(WORK ORDER): Copy out each line from the start of the material below until the line with "PBE binds less", that line included.

┌─ AVAILABLE DATA

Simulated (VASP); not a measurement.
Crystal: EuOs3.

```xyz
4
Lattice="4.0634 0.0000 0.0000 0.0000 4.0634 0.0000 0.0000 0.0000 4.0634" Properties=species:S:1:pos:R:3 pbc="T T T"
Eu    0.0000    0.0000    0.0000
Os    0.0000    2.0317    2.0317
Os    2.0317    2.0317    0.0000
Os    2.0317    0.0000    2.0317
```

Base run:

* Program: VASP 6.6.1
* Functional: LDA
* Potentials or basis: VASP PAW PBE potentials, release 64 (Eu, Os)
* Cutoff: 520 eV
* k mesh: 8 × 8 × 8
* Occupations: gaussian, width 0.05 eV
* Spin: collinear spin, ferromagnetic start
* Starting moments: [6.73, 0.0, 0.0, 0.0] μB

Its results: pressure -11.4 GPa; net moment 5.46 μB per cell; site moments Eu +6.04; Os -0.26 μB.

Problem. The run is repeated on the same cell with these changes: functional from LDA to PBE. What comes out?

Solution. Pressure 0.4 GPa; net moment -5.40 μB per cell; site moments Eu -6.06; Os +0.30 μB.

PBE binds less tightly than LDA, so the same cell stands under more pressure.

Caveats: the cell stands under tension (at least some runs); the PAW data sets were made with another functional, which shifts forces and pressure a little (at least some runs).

└─

(TASK OUTPUT):
Simulated (VASP); not a measurement.
Crystal: EuOs3.

```xyz
4
Lattice="4.0634 0.0000 0.0000 0.0000 4.0634 0.0000 0.0000 0.0000 4.0634" Properties=species:S:1:pos:R:3 pbc="T T T"
Eu    0.0000    0.0000    0.0000
Os    0.0000    2.0317    2.0317
Os    2.0317    2.0317    0.0000
Os    2.0317    0.0000    2.0317
```

Base run:

* Program: VASP 6.6.1
* Functional: LDA
* Potentials or basis: VASP PAW PBE potentials, release 64 (Eu, Os)
* Cutoff: 520 eV
* k mesh: 8 × 8 × 8
* Occupations: gaussian, width 0.05 eV
* Spin: collinear spin, ferromagnetic start
* Starting moments: [6.73, 0.0, 0.0, 0.0] μB

Its results: pressure -11.4 GPa; net moment 5.46 μB per cell; site moments Eu +6.04; Os -0.26 μB.

Problem. The run is repeated on the same cell with these changes: functional from LDA to PBE. What comes out?

Solution. Pressure 0.4 GPa; net moment -5.40 μB per cell; site moments Eu -6.06; Os +0.30 μB.

PBE binds less tightly than LDA, so the same cell stands under more pressure.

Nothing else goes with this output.